□ □ □ □ □

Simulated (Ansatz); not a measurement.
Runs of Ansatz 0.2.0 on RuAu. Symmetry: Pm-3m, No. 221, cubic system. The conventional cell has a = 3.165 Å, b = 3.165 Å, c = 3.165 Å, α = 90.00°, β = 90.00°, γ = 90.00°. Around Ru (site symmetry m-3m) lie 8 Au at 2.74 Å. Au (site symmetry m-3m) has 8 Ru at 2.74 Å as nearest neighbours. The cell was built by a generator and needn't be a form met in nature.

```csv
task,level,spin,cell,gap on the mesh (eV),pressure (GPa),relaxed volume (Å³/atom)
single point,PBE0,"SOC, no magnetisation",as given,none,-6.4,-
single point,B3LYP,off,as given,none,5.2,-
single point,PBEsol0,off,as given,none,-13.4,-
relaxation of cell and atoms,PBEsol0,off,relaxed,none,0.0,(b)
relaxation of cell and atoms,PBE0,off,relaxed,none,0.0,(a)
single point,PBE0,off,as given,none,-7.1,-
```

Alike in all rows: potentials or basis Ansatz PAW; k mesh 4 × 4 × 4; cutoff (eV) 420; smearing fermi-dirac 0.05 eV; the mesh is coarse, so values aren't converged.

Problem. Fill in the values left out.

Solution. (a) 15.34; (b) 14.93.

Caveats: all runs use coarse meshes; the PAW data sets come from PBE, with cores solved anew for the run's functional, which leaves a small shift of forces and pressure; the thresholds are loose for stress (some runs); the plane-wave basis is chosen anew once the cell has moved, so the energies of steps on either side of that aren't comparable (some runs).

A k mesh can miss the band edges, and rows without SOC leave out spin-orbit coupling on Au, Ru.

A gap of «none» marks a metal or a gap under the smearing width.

□ □ □ □ □

Work task:
Every line from the line containing "Solution. (a) 15.34; (b) 14.93." through the line containing "Caveats: all runs" in the records above must be retyped exactly. Leave out the rest.

Your response:
Solution. (a) 15.34; (b) 14.93.

Caveats: all runs use coarse meshes; the PAW data sets come from PBE, with cores solved anew for the run's functional, which leaves a small shift of forces and pressure; the thresholds are loose for stress (some runs); the plane-wave basis is chosen anew once the cell has moved, so the energies of steps on either side of that aren't comparable (some runs).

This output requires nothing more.